- **Extracted records**
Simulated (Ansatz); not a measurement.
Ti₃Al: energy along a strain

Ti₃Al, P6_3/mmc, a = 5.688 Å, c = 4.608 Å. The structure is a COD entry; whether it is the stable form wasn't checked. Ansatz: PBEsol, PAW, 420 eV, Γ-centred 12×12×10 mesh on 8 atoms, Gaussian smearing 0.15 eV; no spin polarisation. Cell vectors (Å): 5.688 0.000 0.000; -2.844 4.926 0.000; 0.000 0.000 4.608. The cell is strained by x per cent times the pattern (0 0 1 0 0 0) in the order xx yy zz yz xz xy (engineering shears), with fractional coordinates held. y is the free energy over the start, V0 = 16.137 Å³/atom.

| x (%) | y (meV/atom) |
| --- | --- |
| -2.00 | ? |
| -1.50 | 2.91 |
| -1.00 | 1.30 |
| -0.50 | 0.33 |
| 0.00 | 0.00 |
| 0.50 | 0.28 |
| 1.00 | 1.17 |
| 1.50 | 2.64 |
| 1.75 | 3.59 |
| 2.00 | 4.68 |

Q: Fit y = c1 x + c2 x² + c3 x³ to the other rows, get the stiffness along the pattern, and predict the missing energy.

- **Assigned task**
Whatever appears in the listing should be copied exactly and completely.

- **Written response**
Simulated (Ansatz); not a measurement.
Ti₃Al: energy along a strain

Ti₃Al, P6_3/mmc, a = 5.688 Å, c = 4.608 Å. The structure is a COD entry; whether it is the stable form wasn't checked. Ansatz: PBEsol, PAW, 420 eV, Γ-centred 12×12×10 mesh on 8 atoms, Gaussian smearing 0.15 eV; no spin polarisation. Cell vectors (Å): 5.688 0.000 0.000; -2.844 4.926 0.000; 0.000 0.000 4.608. The cell is strained by x per cent times the pattern (0 0 1 0 0 0) in the order xx yy zz yz xz xy (engineering shears), with fractional coordinates held. y is the free energy over the start, V0 = 16.137 Å³/atom.

| x (%) | y (meV/atom) |
| --- | --- |
| -2.00 | ? |
| -1.50 | 2.91 |
| -1.00 | 1.30 |
| -0.50 | 0.33 |
| 0.00 | 0.00 |
| 0.50 | 0.28 |
| 1.00 | 1.17 |
| 1.50 | 2.64 |
| 1.75 | 3.59 |
| 2.00 | 4.68 |

Q: Fit y = c1 x + c2 x² + c3 x³ to the other rows, get the stiffness along the pattern, and predict the missing energy.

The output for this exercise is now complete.